Required action
Print the listing below from its opening line through the line holding "cell | 21 | 31 |", both ends included.

(Study material)
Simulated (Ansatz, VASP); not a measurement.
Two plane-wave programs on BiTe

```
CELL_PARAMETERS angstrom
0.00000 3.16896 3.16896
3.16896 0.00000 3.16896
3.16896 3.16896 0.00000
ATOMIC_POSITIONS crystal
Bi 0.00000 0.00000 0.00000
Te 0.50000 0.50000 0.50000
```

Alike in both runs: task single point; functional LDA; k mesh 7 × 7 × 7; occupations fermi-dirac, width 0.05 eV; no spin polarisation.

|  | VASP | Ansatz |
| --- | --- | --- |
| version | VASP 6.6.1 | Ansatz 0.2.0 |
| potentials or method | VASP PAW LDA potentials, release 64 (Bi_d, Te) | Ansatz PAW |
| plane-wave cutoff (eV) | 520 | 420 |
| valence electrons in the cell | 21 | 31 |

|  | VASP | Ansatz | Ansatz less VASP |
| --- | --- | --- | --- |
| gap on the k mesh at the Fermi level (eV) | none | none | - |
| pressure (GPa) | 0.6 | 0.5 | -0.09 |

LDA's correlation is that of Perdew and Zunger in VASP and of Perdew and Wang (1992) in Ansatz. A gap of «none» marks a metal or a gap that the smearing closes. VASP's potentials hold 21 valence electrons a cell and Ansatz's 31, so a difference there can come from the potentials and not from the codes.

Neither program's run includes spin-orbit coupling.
(End Study material)

Result
Simulated (Ansatz, VASP); not a measurement.
Two plane-wave programs on BiTe

```
CELL_PARAMETERS angstrom
0.00000 3.16896 3.16896
3.16896 0.00000 3.16896
3.16896 3.16896 0.00000
ATOMIC_POSITIONS crystal
Bi 0.00000 0.00000 0.00000
Te 0.50000 0.50000 0.50000
```

Alike in both runs: task single point; functional LDA; k mesh 7 × 7 × 7; occupations fermi-dirac, width 0.05 eV; no spin polarisation.

|  | VASP | Ansatz |
| --- | --- | --- |
| version | VASP 6.6.1 | Ansatz 0.2.0 |
| potentials or method | VASP PAW LDA potentials, release 64 (Bi_d, Te) | Ansatz PAW |
| plane-wave cutoff (eV) | 520 | 420 |
| valence electrons in the cell | 21 | 31 |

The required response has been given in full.